§ **WORK INSTRUCTION**
Copy the records out again in full, keeping them identical.

§ **MATERIAL PROVIDED**
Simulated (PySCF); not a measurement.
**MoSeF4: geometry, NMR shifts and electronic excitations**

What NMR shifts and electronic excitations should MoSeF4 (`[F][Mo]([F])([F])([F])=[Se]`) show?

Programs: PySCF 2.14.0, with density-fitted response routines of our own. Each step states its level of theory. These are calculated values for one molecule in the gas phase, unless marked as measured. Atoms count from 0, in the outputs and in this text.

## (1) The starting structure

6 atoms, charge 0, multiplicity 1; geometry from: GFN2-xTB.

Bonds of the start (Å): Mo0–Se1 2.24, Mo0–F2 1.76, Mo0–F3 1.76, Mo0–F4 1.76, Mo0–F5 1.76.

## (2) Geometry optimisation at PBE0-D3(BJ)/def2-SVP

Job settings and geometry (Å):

§ **EXERCISE ANSWER**
Simulated (PySCF); not a measurement.
**MoSeF4: geometry, NMR shifts and electronic excitations**

What NMR shifts and electronic excitations should MoSeF4 (`[F][Mo]([F])([F])([F])=[Se]`) show?

Programs: PySCF 2.14.0, with density-fitted response routines of our own. Each step states its level of theory. These are calculated values for one molecule in the gas phase, unless marked as measured. Atoms count from 0, in the outputs and in this text.

## (1) The starting structure

6 atoms, charge 0, multiplicity 1; geometry from: GFN2-xTB.

Bonds of the start (Å): Mo0–Se1 2.24, Mo0–F2 1.76, Mo0–F3 1.76, Mo0–F4 1.76, Mo0–F5 1.76.

## (2) Geometry optimisation at PBE0-D3(BJ)/def2-SVP

Job settings and geometry (Å):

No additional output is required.